**Requirement:** Please return the lines below verbatim, beginning at the one that has "Spin–orbit coupling is" and stopping after the one that has "The energy needed", and add no other lines.

**Input data:**
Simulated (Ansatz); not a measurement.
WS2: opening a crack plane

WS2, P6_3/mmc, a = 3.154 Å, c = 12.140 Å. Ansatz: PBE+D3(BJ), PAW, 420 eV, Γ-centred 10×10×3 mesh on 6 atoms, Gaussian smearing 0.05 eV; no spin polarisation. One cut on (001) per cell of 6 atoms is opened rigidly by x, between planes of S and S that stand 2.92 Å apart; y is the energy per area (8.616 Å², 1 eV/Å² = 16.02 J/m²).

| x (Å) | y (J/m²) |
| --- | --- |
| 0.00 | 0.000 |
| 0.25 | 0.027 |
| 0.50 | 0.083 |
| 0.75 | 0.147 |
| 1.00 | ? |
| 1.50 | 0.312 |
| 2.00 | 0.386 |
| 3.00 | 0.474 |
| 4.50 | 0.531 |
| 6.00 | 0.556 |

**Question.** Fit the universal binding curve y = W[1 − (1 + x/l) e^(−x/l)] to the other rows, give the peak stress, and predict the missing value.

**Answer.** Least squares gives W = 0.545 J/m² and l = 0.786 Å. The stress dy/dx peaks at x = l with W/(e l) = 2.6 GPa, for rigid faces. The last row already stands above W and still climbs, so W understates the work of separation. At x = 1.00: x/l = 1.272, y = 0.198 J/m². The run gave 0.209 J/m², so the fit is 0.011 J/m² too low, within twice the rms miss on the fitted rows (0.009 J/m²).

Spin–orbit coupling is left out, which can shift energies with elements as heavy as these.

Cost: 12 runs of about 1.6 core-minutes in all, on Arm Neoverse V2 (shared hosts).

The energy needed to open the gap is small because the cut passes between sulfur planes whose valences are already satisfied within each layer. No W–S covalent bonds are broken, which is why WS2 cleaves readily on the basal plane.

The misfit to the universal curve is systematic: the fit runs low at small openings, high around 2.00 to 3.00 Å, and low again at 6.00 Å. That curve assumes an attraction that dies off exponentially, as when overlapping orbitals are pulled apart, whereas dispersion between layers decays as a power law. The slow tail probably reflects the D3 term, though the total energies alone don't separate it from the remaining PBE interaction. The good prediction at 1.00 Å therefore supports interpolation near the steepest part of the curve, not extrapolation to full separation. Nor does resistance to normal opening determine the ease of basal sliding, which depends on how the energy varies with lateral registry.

**Answer area:**
Spin–orbit coupling is left out, which can shift energies with elements as heavy as these.

Cost: 12 runs of about 1.6 core-minutes in all, on Arm Neoverse V2 (shared hosts).

The energy needed to open the gap is small because the cut passes between sulfur planes whose valences are already satisfied within each layer. No W–S covalent bonds are broken, which is why WS2 cleaves readily on the basal plane.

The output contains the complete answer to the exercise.